Segment Start: Recorded information

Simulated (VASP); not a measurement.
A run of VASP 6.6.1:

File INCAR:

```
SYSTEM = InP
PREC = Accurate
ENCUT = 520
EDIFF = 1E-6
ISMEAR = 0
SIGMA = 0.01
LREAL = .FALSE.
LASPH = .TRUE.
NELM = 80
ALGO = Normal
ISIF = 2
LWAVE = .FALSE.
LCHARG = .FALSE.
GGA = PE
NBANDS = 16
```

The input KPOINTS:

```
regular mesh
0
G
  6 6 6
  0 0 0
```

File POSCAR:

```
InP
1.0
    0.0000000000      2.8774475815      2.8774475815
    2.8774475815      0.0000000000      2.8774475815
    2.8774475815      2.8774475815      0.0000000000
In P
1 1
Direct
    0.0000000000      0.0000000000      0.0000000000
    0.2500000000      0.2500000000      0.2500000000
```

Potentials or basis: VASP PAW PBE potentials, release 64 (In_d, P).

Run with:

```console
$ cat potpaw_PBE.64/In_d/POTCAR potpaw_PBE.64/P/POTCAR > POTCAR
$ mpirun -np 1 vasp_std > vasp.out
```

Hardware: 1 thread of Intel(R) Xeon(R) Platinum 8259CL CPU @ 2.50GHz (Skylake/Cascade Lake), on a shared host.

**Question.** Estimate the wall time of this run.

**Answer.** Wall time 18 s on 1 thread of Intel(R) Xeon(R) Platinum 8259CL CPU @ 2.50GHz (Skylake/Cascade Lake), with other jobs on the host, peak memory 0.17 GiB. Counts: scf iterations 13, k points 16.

Segment End: Recorded information

**Work item**
All of the material shown above should be written out exactly.

**Written solution**
Simulated (VASP); not a measurement.
A run of VASP 6.6.1:

File INCAR:

```
SYSTEM = InP
PREC = Accurate
ENCUT = 520
EDIFF = 1E-6
ISMEAR = 0
SIGMA = 0.01
LREAL = .FALSE.
LASPH = .TRUE.
NELM = 80
ALGO = Normal
ISIF = 2
LWAVE = .FALSE.
LCHARG = .FALSE.
GGA = PE
NBANDS = 16
```

The input KPOINTS:

```
regular mesh
0
G
  6 6 6
  0 0 0
```

File POSCAR:

```
InP
1.0
    0.0000000000      2.8774475815      2.8774475815
    2.8774475815      0.0000000000      2.8774475815
    2.8774475815      2.8774475815      0.0000000000
In P
1 1
Direct
    0.0000000000      0.0000000000      0.0000000000
    0.2500000000      0.2500000000      0.2500000000
```

Potentials or basis: VASP PAW PBE potentials, release 64 (In_d, P).

Run with:

```console
$ cat potpaw_PBE.64/In_d/POTCAR potpaw_PBE.64/P/POTCAR > POTCAR
$ mpirun -np 1 vasp_std > vasp.out
```

Hardware: 1 thread of Intel(R) Xeon(R) Platinum 8259CL CPU @ 2.50GHz (Skylake/Cascade Lake), on a shared host.

**Question.** Estimate the wall time of this run.

**Answer.** Wall time 18 s on 1 thread of Intel(R) Xeon(R) Platinum 8259CL CPU @ 2.50GHz (Skylake/Cascade Lake), with other jobs on the host, peak memory 0.17 GiB. Counts: scf iterations 13, k points 16.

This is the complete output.